▶ [Recorded data]:
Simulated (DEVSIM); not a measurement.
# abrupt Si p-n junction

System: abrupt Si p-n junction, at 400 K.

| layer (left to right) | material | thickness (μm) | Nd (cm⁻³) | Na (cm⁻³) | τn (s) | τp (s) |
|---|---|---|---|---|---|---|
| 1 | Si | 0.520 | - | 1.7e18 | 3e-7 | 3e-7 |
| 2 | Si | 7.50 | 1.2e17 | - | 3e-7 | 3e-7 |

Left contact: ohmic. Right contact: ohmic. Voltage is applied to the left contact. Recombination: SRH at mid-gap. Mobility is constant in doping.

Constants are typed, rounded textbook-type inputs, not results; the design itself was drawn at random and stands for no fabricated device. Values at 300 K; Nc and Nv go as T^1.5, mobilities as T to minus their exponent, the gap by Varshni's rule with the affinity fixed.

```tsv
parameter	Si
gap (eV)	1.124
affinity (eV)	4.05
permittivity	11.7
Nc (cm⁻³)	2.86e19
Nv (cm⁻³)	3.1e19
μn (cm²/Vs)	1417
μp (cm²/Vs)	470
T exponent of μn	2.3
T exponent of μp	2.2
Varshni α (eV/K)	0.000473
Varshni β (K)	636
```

▶ [Work request]: Copy all the entries verbatim.

▶ [Task solution]:
Simulated (DEVSIM); not a measurement.
# abrupt Si p-n junction

System: abrupt Si p-n junction, at 400 K.

| layer (left to right) | material | thickness (μm) | Nd (cm⁻³) | Na (cm⁻³) | τn (s) | τp (s) |
|---|---|---|---|---|---|---|
| 1 | Si | 0.520 | - | 1.7e18 | 3e-7 | 3e-7 |
| 2 | Si | 7.50 | 1.2e17 | - | 3e-7 | 3e-7 |

Left contact: ohmic. Right contact: ohmic. Voltage is applied to the left contact. Recombination: SRH at mid-gap. Mobility is constant in doping.

Constants are typed, rounded textbook-type inputs, not results; the design itself was drawn at random and stands for no fabricated device. Values at 300 K; Nc and Nv go as T^1.5, mobilities as T to minus their exponent, the gap by Varshni's rule with the affinity fixed.

```tsv
parameter	Si
gap (eV)	1.124
affinity (eV)	4.05
permittivity	11.7
Nc (cm⁻³)	2.86e19
Nv (cm⁻³)	3.1e19
μn (cm²/Vs)	1417
μp (cm²/Vs)	470
T exponent of μn	2.3
T exponent of μp	2.2
Varshni α (eV/K)	0.000473
Varshni β (K)	636
```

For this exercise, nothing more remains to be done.